* Assigned task *
Copy every record below exactly as it stands.

• • • •
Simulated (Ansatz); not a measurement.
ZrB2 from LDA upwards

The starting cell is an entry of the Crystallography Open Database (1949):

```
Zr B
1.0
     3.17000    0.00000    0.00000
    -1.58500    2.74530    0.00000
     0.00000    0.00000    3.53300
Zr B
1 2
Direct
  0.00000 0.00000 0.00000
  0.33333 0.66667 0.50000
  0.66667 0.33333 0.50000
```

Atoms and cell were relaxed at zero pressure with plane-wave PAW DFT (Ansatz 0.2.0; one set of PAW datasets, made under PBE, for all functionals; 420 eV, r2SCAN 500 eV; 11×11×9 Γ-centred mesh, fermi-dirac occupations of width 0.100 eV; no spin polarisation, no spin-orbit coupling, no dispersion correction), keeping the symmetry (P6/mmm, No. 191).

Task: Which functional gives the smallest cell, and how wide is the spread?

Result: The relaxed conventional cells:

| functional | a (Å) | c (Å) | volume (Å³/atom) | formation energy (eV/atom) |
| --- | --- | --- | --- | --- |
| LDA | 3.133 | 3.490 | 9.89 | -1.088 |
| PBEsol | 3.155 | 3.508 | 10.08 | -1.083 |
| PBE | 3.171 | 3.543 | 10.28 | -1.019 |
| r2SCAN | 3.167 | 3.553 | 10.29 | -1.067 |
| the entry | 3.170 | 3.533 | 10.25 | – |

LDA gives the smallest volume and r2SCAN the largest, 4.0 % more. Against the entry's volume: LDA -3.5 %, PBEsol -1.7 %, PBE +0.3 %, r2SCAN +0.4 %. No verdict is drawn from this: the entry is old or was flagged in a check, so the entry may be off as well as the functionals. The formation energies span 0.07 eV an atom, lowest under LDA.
• • • •

* Reply *
Simulated (Ansatz); not a measurement.
ZrB2 from LDA upwards

The starting cell is an entry of the Crystallography Open Database (1949):

```
Zr B
1.0
     3.17000    0.00000    0.00000
    -1.58500    2.74530    0.00000
     0.00000    0.00000    3.53300
Zr B
1 2
Direct
  0.00000 0.00000 0.00000
  0.33333 0.66667 0.50000
  0.66667 0.33333 0.50000
```

Atoms and cell were relaxed at zero pressure with plane-wave PAW DFT (Ansatz 0.2.0; one set of PAW datasets, made under PBE, for all functionals; 420 eV, r2SCAN 500 eV; 11×11×9 Γ-centred mesh, fermi-dirac occupations of width 0.100 eV; no spin polarisation, no spin-orbit coupling, no dispersion correction), keeping the symmetry (P6/mmm, No. 191).

Task: Which functional gives the smallest cell, and how wide is the spread?

Result: The relaxed conventional cells:

| functional | a (Å) | c (Å) | volume (Å³/atom) | formation energy (eV/atom) |
| --- | --- | --- | --- | --- |
| LDA | 3.133 | 3.490 | 9.89 | -1.088 |
| PBEsol | 3.155 | 3.508 | 10.08 | -1.083 |
| PBE | 3.171 | 3.543 | 10.28 | -1.019 |
| r2SCAN | 3.167 | 3.553 | 10.29 | -1.067 |
| the entry | 3.170 | 3.533 | 10.25 | – |

LDA gives the smallest volume and r2SCAN the largest, 4.0 % more. Against the entry's volume: LDA -3.5 %, PBEsol -1.7 %, PBE +0.3 %, r2SCAN +0.4 %. No verdict is drawn from this: the entry is old or was flagged in a check, so the entry may be off as well as the functionals. The formation energies span 0.07 eV an atom, lowest under LDA.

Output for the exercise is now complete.